## Study material
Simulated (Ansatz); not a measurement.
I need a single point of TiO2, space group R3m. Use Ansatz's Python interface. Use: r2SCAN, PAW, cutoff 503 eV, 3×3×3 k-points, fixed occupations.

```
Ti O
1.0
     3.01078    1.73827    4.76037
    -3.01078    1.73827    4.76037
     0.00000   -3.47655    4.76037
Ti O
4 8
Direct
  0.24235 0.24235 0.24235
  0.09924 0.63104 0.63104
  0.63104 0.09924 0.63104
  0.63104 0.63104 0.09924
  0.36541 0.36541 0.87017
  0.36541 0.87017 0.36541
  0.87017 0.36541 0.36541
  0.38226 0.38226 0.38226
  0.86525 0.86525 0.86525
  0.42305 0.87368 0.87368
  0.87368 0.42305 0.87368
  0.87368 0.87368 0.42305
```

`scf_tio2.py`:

## Work instruction
Repeat the material above exactly, including every line.

## Expected answer
Simulated (Ansatz); not a measurement.
I need a single point of TiO2, space group R3m. Use Ansatz's Python interface. Use: r2SCAN, PAW, cutoff 503 eV, 3×3×3 k-points, fixed occupations.

```
Ti O
1.0
     3.01078    1.73827    4.76037
    -3.01078    1.73827    4.76037
     0.00000   -3.47655    4.76037
Ti O
4 8
Direct
  0.24235 0.24235 0.24235
  0.09924 0.63104 0.63104
  0.63104 0.09924 0.63104
  0.63104 0.63104 0.09924
  0.36541 0.36541 0.87017
  0.36541 0.87017 0.36541
  0.87017 0.36541 0.36541
  0.38226 0.38226 0.38226
  0.86525 0.86525 0.86525
  0.42305 0.87368 0.87368
  0.87368 0.42305 0.87368
  0.87368 0.87368 0.42305
```

`scf_tio2.py`:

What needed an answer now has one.